-------- The data --------

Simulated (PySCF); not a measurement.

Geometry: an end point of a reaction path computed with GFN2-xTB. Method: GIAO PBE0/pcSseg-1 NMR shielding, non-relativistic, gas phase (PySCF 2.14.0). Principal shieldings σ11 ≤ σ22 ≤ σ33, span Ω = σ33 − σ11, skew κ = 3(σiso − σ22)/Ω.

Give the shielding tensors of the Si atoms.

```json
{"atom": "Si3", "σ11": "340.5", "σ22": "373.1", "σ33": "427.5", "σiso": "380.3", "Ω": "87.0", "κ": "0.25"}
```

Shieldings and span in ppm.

--------

Work item –
Reproduce the material exactly. Every line must match.

Exercise result –
Simulated (PySCF); not a measurement.

Geometry: an end point of a reaction path computed with GFN2-xTB. Method: GIAO PBE0/pcSseg-1 NMR shielding, non-relativistic, gas phase (PySCF 2.14.0). Principal shieldings σ11 ≤ σ22 ≤ σ33, span Ω = σ33 − σ11, skew κ = 3(σiso − σ22)/Ω.

Give the shielding tensors of the Si atoms.

```json
{"atom": "Si3", "σ11": "340.5", "σ22": "373.1", "σ33": "427.5", "σiso": "380.3", "Ω": "87.0", "κ": "0.25"}
```

Shieldings and span in ppm.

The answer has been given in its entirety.